> [Assignment]: Repeat the records below in their entirety, exactly.

>>

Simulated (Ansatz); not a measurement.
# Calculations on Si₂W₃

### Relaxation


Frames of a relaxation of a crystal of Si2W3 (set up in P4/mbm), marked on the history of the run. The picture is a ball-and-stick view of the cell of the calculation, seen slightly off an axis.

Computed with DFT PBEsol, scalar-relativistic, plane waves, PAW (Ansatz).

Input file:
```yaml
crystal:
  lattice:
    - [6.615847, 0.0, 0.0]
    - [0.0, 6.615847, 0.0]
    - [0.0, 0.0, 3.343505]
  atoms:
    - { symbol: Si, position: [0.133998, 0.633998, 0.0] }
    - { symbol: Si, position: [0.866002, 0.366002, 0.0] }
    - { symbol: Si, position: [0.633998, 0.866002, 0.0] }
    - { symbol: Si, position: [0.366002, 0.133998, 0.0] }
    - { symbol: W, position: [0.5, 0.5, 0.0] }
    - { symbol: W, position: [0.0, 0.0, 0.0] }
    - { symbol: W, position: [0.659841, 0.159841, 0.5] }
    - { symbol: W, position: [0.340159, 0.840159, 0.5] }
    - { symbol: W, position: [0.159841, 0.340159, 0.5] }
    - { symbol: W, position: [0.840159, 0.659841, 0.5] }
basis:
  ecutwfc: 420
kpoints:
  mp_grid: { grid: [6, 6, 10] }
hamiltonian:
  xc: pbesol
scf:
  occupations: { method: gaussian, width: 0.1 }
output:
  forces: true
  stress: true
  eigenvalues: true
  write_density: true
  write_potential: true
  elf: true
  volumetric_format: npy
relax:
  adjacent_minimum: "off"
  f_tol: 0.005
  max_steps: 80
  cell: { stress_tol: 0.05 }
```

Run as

<<

> [Answer section]:
Simulated (Ansatz); not a measurement.
# Calculations on Si₂W₃

### Relaxation


Frames of a relaxation of a crystal of Si2W3 (set up in P4/mbm), marked on the history of the run. The picture is a ball-and-stick view of the cell of the calculation, seen slightly off an axis.

Computed with DFT PBEsol, scalar-relativistic, plane waves, PAW (Ansatz).

Input file:
```yaml
crystal:
  lattice:
    - [6.615847, 0.0, 0.0]
    - [0.0, 6.615847, 0.0]
    - [0.0, 0.0, 3.343505]
  atoms:
    - { symbol: Si, position: [0.133998, 0.633998, 0.0] }
    - { symbol: Si, position: [0.866002, 0.366002, 0.0] }
    - { symbol: Si, position: [0.633998, 0.866002, 0.0] }
    - { symbol: Si, position: [0.366002, 0.133998, 0.0] }
    - { symbol: W, position: [0.5, 0.5, 0.0] }
    - { symbol: W, position: [0.0, 0.0, 0.0] }
    - { symbol: W, position: [0.659841, 0.159841, 0.5] }
    - { symbol: W, position: [0.340159, 0.840159, 0.5] }
    - { symbol: W, position: [0.159841, 0.340159, 0.5] }
    - { symbol: W, position: [0.840159, 0.659841, 0.5] }
basis:
  ecutwfc: 420
kpoints:
  mp_grid: { grid: [6, 6, 10] }
hamiltonian:
  xc: pbesol
scf:
  occupations: { method: gaussian, width: 0.1 }
output:
  forces: true
  stress: true
  eigenvalues: true
  write_density: true
  write_potential: true
  elf: true
  volumetric_format: npy
relax:
  adjacent_minimum: "off"
  f_tol: 0.005
  max_steps: 80
  cell: { stress_tol: 0.05 }
```

Run as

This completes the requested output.